**Stored data:**
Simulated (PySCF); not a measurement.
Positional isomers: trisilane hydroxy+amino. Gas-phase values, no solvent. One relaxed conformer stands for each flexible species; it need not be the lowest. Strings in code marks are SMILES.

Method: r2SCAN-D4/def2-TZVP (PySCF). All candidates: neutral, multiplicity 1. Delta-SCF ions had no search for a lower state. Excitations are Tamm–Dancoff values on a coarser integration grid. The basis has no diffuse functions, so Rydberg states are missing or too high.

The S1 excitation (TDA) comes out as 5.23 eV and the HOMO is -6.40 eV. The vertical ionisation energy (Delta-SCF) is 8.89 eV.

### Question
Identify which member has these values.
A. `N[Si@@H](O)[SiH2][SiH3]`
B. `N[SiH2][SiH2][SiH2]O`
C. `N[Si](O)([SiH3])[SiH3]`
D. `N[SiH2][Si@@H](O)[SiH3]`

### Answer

**Task item:** The reply should contain all of the entries exactly as shown above.

**Response area:**
Simulated (PySCF); not a measurement.
Positional isomers: trisilane hydroxy+amino. Gas-phase values, no solvent. One relaxed conformer stands for each flexible species; it need not be the lowest. Strings in code marks are SMILES.

Method: r2SCAN-D4/def2-TZVP (PySCF). All candidates: neutral, multiplicity 1. Delta-SCF ions had no search for a lower state. Excitations are Tamm–Dancoff values on a coarser integration grid. The basis has no diffuse functions, so Rydberg states are missing or too high.

The S1 excitation (TDA) comes out as 5.23 eV and the HOMO is -6.40 eV. The vertical ionisation energy (Delta-SCF) is 8.89 eV.

### Question
Identify which member has these values.
A. `N[Si@@H](O)[SiH2][SiH3]`
B. `N[SiH2][SiH2][SiH2]O`
C. `N[Si](O)([SiH3])[SiH3]`
D. `N[SiH2][Si@@H](O)[SiH3]`

### Answer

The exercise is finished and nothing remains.